▸ **DATASET RECORDS**
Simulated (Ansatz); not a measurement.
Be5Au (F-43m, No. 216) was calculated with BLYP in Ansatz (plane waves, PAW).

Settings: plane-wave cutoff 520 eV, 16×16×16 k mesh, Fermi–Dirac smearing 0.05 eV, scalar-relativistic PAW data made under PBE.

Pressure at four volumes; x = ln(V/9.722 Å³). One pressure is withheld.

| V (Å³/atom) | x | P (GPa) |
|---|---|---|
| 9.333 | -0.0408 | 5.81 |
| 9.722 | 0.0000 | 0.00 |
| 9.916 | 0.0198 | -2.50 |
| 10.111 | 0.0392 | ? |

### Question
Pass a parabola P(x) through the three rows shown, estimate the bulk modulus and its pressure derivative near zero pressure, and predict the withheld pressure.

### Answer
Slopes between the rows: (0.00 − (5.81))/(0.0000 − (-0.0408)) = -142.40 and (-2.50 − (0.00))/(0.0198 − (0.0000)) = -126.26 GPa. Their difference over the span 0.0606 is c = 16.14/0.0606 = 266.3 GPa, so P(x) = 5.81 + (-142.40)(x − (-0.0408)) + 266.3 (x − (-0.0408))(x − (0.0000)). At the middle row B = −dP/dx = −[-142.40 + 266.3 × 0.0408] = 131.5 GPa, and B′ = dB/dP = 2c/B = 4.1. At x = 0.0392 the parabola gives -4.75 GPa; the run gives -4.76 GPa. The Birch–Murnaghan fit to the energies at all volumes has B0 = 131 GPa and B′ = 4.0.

▸ **ACTION ITEM**
Reproduce the entries so that each line reads exactly as it did before.

▸ **TASK OUTPUT**
Simulated (Ansatz); not a measurement.
Be5Au (F-43m, No. 216) was calculated with BLYP in Ansatz (plane waves, PAW).

Settings: plane-wave cutoff 520 eV, 16×16×16 k mesh, Fermi–Dirac smearing 0.05 eV, scalar-relativistic PAW data made under PBE.

Pressure at four volumes; x = ln(V/9.722 Å³). One pressure is withheld.

| V (Å³/atom) | x | P (GPa) |
|---|---|---|
| 9.333 | -0.0408 | 5.81 |
| 9.722 | 0.0000 | 0.00 |
| 9.916 | 0.0198 | -2.50 |
| 10.111 | 0.0392 | ? |

### Question
Pass a parabola P(x) through the three rows shown, estimate the bulk modulus and its pressure derivative near zero pressure, and predict the withheld pressure.

### Answer
Slopes between the rows: (0.00 − (5.81))/(0.0000 − (-0.0408)) = -142.40 and (-2.50 − (0.00))/(0.0198 − (0.0000)) = -126.26 GPa. Their difference over the span 0.0606 is c = 16.14/0.0606 = 266.3 GPa, so P(x) = 5.81 + (-142.40)(x − (-0.0408)) + 266.3 (x − (-0.0408))(x − (0.0000)). At the middle row B = −dP/dx = −[-142.40 + 266.3 × 0.0408] = 131.5 GPa, and B′ = dB/dP = 2c/B = 4.1. At x = 0.0392 the parabola gives -4.75 GPa; the run gives -4.76 GPa. The Birch–Murnaghan fit to the energies at all volumes has B0 = 131 GPa and B′ = 4.0.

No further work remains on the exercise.